* **ASSIGNMENT**
All records given below must be printed word for word.

▬▬▬▬▬▬
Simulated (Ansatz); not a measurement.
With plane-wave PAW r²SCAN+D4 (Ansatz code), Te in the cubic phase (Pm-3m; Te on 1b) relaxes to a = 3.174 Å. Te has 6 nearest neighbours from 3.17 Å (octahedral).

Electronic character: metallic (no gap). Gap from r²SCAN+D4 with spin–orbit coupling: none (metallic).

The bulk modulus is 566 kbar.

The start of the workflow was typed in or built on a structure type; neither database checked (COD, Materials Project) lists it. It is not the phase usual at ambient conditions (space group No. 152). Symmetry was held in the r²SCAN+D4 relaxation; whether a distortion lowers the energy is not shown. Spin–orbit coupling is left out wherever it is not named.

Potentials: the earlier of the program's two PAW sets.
▬▬▬▬▬▬

* **EXERCISE RESPONSE**
Simulated (Ansatz); not a measurement.
With plane-wave PAW r²SCAN+D4 (Ansatz code), Te in the cubic phase (Pm-3m; Te on 1b) relaxes to a = 3.174 Å. Te has 6 nearest neighbours from 3.17 Å (octahedral).

Electronic character: metallic (no gap). Gap from r²SCAN+D4 with spin–orbit coupling: none (metallic).

The bulk modulus is 566 kbar.

The start of the workflow was typed in or built on a structure type; neither database checked (COD, Materials Project) lists it. It is not the phase usual at ambient conditions (space group No. 152). Symmetry was held in the r²SCAN+D4 relaxation; whether a distortion lowers the energy is not shown. Spin–orbit coupling is left out wherever it is not named.

Potentials: the earlier of the program's two PAW sets.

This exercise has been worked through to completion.